#### Activity:
Please give again, word for word, the lines that lie between the start of the listing below and the line with "Q: Estimate the wall time of this run.", both included.

#### Listed records:
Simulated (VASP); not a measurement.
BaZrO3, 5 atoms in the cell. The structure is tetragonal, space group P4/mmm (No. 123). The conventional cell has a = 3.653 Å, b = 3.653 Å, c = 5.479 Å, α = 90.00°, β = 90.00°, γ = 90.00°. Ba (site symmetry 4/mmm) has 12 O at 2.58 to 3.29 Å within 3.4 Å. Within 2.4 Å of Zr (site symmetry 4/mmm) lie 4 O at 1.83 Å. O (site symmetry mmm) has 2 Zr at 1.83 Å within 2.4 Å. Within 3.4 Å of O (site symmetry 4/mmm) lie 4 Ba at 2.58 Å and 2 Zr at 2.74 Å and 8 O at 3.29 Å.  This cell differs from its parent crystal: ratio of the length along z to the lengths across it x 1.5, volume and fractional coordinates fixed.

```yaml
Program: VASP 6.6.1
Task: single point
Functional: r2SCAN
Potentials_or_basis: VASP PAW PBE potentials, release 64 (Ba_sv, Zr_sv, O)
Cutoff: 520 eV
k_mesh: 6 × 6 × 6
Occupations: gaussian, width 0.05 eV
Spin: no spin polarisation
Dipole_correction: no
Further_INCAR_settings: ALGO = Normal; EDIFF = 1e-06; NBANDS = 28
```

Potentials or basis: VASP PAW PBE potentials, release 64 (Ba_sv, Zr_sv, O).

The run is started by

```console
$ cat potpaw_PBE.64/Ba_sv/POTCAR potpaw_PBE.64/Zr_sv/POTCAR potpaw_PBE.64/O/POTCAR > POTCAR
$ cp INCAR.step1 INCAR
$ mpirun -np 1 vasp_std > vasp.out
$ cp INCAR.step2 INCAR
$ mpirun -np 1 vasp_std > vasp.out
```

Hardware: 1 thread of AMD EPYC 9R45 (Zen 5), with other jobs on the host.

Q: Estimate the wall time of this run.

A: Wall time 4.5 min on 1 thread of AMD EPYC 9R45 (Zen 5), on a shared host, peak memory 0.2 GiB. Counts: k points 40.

#### Solution:
Simulated (VASP); not a measurement.
BaZrO3, 5 atoms in the cell. The structure is tetragonal, space group P4/mmm (No. 123). The conventional cell has a = 3.653 Å, b = 3.653 Å, c = 5.479 Å, α = 90.00°, β = 90.00°, γ = 90.00°. Ba (site symmetry 4/mmm) has 12 O at 2.58 to 3.29 Å within 3.4 Å. Within 2.4 Å of Zr (site symmetry 4/mmm) lie 4 O at 1.83 Å. O (site symmetry mmm) has 2 Zr at 1.83 Å within 2.4 Å. Within 3.4 Å of O (site symmetry 4/mmm) lie 4 Ba at 2.58 Å and 2 Zr at 2.74 Å and 8 O at 3.29 Å.  This cell differs from its parent crystal: ratio of the length along z to the lengths across it x 1.5, volume and fractional coordinates fixed.

```yaml
Program: VASP 6.6.1
Task: single point
Functional: r2SCAN
Potentials_or_basis: VASP PAW PBE potentials, release 64 (Ba_sv, Zr_sv, O)
Cutoff: 520 eV
k_mesh: 6 × 6 × 6
Occupations: gaussian, width 0.05 eV
Spin: no spin polarisation
Dipole_correction: no
Further_INCAR_settings: ALGO = Normal; EDIFF = 1e-06; NBANDS = 28
```

Potentials or basis: VASP PAW PBE potentials, release 64 (Ba_sv, Zr_sv, O).

The run is started by

```console
$ cat potpaw_PBE.64/Ba_sv/POTCAR potpaw_PBE.64/Zr_sv/POTCAR potpaw_PBE.64/O/POTCAR > POTCAR
$ cp INCAR.step1 INCAR
$ mpirun -np 1 vasp_std > vasp.out
$ cp INCAR.step2 INCAR
$ mpirun -np 1 vasp_std > vasp.out
```

Hardware: 1 thread of AMD EPYC 9R45 (Zen 5), with other jobs on the host.

Q: Estimate the wall time of this run.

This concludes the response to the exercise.